#### Work order:
What you need to produce from the material below is an exact transcription of the lines from the one with "Question: How far from equilibrium is it?" through the one with "Answer: Relaxing gains", both included, and no other line.

#### Data excerpts:
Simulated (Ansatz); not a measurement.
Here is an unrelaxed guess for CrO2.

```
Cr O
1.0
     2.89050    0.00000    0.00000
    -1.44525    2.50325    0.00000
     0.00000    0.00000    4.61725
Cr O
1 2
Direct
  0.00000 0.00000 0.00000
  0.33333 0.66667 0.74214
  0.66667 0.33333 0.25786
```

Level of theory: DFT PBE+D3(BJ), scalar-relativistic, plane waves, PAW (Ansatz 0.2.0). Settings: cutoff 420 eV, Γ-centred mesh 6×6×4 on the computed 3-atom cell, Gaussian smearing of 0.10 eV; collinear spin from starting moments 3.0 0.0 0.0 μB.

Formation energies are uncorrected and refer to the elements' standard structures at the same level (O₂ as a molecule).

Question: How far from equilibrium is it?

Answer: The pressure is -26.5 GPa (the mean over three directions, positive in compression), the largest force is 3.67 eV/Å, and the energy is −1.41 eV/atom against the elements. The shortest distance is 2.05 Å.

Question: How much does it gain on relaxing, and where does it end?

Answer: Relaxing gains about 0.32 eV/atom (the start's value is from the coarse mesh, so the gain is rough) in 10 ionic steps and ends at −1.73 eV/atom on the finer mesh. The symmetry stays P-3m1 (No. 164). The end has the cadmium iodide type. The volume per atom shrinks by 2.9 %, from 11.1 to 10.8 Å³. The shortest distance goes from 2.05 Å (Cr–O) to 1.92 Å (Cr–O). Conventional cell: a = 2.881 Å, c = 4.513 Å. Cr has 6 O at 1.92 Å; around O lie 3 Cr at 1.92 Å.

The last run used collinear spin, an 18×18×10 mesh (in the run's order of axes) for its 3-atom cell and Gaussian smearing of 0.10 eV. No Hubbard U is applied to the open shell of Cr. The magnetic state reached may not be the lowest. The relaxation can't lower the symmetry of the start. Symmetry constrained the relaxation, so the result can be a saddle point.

#### Result:
Question: How far from equilibrium is it?

Answer: The pressure is -26.5 GPa (the mean over three directions, positive in compression), the largest force is 3.67 eV/Å, and the energy is −1.41 eV/atom against the elements. The shortest distance is 2.05 Å.

Question: How much does it gain on relaxing, and where does it end?

Answer: Relaxing gains about 0.32 eV/atom (the start's value is from the coarse mesh, so the gain is rough) in 10 ionic steps and ends at −1.73 eV/atom on the finer mesh. The symmetry stays P-3m1 (No. 164). The end has the cadmium iodide type. The volume per atom shrinks by 2.9 %, from 11.1 to 10.8 Å³. The shortest distance goes from 2.05 Å (Cr–O) to 1.92 Å (Cr–O). Conventional cell: a = 2.881 Å, c = 4.513 Å. Cr has 6 O at 1.92 Å; around O lie 3 Cr at 1.92 Å.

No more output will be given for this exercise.